> [EXCERPTED RECORDS]
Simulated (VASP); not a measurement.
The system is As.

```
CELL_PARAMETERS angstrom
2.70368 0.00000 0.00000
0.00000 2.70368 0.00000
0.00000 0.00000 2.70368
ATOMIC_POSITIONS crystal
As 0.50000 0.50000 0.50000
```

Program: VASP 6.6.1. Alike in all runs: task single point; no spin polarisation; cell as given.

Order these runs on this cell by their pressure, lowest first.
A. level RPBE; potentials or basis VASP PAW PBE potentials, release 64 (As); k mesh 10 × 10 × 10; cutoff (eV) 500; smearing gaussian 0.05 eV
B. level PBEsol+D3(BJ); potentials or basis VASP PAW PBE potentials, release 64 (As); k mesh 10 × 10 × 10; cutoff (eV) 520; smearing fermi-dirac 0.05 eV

> [ASSIGNMENT] The material above must be returned word for word, complete.

> [EXERCISE SOLUTION]
Simulated (VASP); not a measurement.
The system is As.

```
CELL_PARAMETERS angstrom
2.70368 0.00000 0.00000
0.00000 2.70368 0.00000
0.00000 0.00000 2.70368
ATOMIC_POSITIONS crystal
As 0.50000 0.50000 0.50000
```

Program: VASP 6.6.1. Alike in all runs: task single point; no spin polarisation; cell as given.

Order these runs on this cell by their pressure, lowest first.
A. level RPBE; potentials or basis VASP PAW PBE potentials, release 64 (As); k mesh 10 × 10 × 10; cutoff (eV) 500; smearing gaussian 0.05 eV
B. level PBEsol+D3(BJ); potentials or basis VASP PAW PBE potentials, release 64 (As); k mesh 10 × 10 × 10; cutoff (eV) 520; smearing fermi-dirac 0.05 eV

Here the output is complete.